Supplied records
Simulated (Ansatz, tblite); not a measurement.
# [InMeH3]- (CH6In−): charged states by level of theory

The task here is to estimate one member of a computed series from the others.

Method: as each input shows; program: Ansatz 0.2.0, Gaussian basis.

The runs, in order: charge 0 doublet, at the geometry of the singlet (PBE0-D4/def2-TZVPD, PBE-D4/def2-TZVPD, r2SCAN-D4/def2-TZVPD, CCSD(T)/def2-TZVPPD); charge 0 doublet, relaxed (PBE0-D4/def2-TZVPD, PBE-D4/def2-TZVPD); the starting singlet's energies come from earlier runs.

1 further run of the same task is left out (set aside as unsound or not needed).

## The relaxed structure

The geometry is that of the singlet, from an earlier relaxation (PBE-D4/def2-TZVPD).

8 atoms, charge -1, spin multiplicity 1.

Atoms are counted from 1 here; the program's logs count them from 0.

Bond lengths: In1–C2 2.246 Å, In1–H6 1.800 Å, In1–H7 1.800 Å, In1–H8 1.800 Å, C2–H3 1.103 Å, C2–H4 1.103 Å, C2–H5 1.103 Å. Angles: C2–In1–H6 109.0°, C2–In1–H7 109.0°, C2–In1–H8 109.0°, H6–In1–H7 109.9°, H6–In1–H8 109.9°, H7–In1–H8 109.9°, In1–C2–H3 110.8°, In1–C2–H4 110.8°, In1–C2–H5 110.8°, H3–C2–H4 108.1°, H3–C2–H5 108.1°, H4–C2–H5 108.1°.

Assigned task
All the entries above need to be reproduced exactly.

Response area
Simulated (Ansatz, tblite); not a measurement.
# [InMeH3]- (CH6In−): charged states by level of theory

The task here is to estimate one member of a computed series from the others.

Method: as each input shows; program: Ansatz 0.2.0, Gaussian basis.

The runs, in order: charge 0 doublet, at the geometry of the singlet (PBE0-D4/def2-TZVPD, PBE-D4/def2-TZVPD, r2SCAN-D4/def2-TZVPD, CCSD(T)/def2-TZVPPD); charge 0 doublet, relaxed (PBE0-D4/def2-TZVPD, PBE-D4/def2-TZVPD); the starting singlet's energies come from earlier runs.

1 further run of the same task is left out (set aside as unsound or not needed).

## The relaxed structure

The geometry is that of the singlet, from an earlier relaxation (PBE-D4/def2-TZVPD).

8 atoms, charge -1, spin multiplicity 1.

Atoms are counted from 1 here; the program's logs count them from 0.

Bond lengths: In1–C2 2.246 Å, In1–H6 1.800 Å, In1–H7 1.800 Å, In1–H8 1.800 Å, C2–H3 1.103 Å, C2–H4 1.103 Å, C2–H5 1.103 Å. Angles: C2–In1–H6 109.0°, C2–In1–H7 109.0°, C2–In1–H8 109.0°, H6–In1–H7 109.9°, H6–In1–H8 109.9°, H7–In1–H8 109.9°, In1–C2–H3 110.8°, In1–C2–H4 110.8°, In1–C2–H5 110.8°, H3–C2–H4 108.1°, H3–C2–H5 108.1°, H4–C2–H5 108.1°.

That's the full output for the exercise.